Entries provided ::
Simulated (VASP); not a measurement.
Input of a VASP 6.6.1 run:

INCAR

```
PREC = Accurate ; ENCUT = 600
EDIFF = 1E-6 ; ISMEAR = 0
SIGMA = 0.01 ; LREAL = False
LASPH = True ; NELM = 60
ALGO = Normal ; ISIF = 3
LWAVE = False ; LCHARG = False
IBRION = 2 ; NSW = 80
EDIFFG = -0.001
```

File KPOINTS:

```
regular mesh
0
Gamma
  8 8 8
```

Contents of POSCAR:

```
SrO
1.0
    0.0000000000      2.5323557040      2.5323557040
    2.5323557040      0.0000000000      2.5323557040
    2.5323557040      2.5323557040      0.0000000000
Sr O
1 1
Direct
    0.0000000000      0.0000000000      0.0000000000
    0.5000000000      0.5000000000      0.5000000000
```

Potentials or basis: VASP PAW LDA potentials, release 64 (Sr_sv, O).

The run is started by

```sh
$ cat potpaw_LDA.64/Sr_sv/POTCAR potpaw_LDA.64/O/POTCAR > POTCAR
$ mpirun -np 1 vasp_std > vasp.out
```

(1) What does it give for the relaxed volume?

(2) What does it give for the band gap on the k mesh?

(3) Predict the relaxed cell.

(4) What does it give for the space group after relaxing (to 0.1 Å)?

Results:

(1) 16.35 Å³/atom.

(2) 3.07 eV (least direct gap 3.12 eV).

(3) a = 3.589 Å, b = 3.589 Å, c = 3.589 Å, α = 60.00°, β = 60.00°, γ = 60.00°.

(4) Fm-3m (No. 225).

Activity ::
The records above should be set down again word for word.

Exercise output ::
Simulated (VASP); not a measurement.
Input of a VASP 6.6.1 run:

INCAR

```
PREC = Accurate ; ENCUT = 600
EDIFF = 1E-6 ; ISMEAR = 0
SIGMA = 0.01 ; LREAL = False
LASPH = True ; NELM = 60
ALGO = Normal ; ISIF = 3
LWAVE = False ; LCHARG = False
IBRION = 2 ; NSW = 80
EDIFFG = -0.001
```

File KPOINTS:

```
regular mesh
0
Gamma
  8 8 8
```

Contents of POSCAR:

```
SrO
1.0
    0.0000000000      2.5323557040      2.5323557040
    2.5323557040      0.0000000000      2.5323557040
    2.5323557040      2.5323557040      0.0000000000
Sr O
1 1
Direct
    0.0000000000      0.0000000000      0.0000000000
    0.5000000000      0.5000000000      0.5000000000
```

Potentials or basis: VASP PAW LDA potentials, release 64 (Sr_sv, O).

The run is started by

```sh
$ cat potpaw_LDA.64/Sr_sv/POTCAR potpaw_LDA.64/O/POTCAR > POTCAR
$ mpirun -np 1 vasp_std > vasp.out
```

(1) What does it give for the relaxed volume?

(2) What does it give for the band gap on the k mesh?

(3) Predict the relaxed cell.

(4) What does it give for the space group after relaxing (to 0.1 Å)?

Results:

(1) 16.35 Å³/atom.

(2) 3.07 eV (least direct gap 3.12 eV).

(3) a = 3.589 Å, b = 3.589 Å, c = 3.589 Å, α = 60.00°, β = 60.00°, γ = 60.00°.

(4) Fm-3m (No. 225).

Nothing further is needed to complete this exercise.